_ENTRIES PROVIDED_:
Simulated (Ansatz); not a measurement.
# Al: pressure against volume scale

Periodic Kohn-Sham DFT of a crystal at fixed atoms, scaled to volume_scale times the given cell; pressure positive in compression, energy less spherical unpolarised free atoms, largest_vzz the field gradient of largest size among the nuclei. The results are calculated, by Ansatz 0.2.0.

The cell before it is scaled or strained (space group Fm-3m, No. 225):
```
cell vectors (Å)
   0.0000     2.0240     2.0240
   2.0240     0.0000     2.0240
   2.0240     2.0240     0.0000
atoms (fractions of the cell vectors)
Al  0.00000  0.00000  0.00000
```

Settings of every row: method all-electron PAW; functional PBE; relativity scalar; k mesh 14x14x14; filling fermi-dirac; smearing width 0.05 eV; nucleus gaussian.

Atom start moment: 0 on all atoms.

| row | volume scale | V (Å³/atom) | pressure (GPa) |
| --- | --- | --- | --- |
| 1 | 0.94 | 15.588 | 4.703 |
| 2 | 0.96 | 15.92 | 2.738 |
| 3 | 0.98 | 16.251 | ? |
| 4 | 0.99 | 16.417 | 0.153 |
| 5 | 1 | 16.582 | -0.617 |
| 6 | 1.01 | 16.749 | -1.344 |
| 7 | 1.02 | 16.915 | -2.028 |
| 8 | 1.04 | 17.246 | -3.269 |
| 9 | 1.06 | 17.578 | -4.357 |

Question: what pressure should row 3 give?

_REQUIREMENT_:
Repeat exactly the lines above from the one with "16.749 | -1.344 |" up to and including the one with "17.578 | -4.357 |". No other line belongs in the reply.

_RESPONSE_:
| 6 | 1.01 | 16.749 | -1.344 |
| 7 | 1.02 | 16.915 | -2.028 |
| 8 | 1.04 | 17.246 | -3.269 |
| 9 | 1.06 | 17.578 | -4.357 |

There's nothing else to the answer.